Work order. Starting with the first line and ending with the one that holds "Method of run", retype the entries exactly.

Listed records.
--*--

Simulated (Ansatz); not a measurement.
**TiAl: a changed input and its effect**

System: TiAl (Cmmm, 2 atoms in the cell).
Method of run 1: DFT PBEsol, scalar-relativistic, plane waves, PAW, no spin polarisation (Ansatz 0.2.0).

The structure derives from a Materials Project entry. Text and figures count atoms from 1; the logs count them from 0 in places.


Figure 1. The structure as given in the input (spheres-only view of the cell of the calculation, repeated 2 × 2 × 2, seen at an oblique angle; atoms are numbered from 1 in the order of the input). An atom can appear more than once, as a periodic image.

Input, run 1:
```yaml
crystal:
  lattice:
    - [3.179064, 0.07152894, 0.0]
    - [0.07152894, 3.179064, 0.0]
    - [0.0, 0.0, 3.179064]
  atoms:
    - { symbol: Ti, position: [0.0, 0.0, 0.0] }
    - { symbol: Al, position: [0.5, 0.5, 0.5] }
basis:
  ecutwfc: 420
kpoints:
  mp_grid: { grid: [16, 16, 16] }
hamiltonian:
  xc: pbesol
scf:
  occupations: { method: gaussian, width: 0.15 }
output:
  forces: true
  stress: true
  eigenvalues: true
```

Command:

--*--

Written answer.
Simulated (Ansatz); not a measurement.
**TiAl: a changed input and its effect**

System: TiAl (Cmmm, 2 atoms in the cell).
Method of run 1: DFT PBEsol, scalar-relativistic, plane waves, PAW, no spin polarisation (Ansatz 0.2.0).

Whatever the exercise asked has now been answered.